**Assignment**:
For this exercise, repeat the listing below from its first line through the line containing "The N1–H2 distance", exactly as written.

### Extracted records ###

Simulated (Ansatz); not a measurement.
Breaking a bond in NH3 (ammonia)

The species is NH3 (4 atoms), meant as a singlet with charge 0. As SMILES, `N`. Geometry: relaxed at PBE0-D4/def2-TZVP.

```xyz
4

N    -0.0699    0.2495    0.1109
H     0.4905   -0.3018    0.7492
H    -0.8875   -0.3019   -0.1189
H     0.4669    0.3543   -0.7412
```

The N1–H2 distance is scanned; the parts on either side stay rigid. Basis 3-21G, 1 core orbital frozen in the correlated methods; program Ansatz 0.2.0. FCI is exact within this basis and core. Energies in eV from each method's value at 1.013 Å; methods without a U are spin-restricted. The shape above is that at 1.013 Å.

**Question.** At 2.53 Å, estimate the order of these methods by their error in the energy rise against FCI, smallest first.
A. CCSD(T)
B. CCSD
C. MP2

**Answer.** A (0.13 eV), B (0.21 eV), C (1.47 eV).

###

**Exercise output**:
Simulated (Ansatz); not a measurement.
Breaking a bond in NH3 (ammonia)

The species is NH3 (4 atoms), meant as a singlet with charge 0. As SMILES, `N`. Geometry: relaxed at PBE0-D4/def2-TZVP.

```xyz
4

N    -0.0699    0.2495    0.1109
H     0.4905   -0.3018    0.7492
H    -0.8875   -0.3019   -0.1189
H     0.4669    0.3543   -0.7412
```

The N1–H2 distance is scanned; the parts on either side stay rigid. Basis 3-21G, 1 core orbital frozen in the correlated methods; program Ansatz 0.2.0. FCI is exact within this basis and core. Energies in eV from each method's value at 1.013 Å; methods without a U are spin-restricted. The shape above is that at 1.013 Å.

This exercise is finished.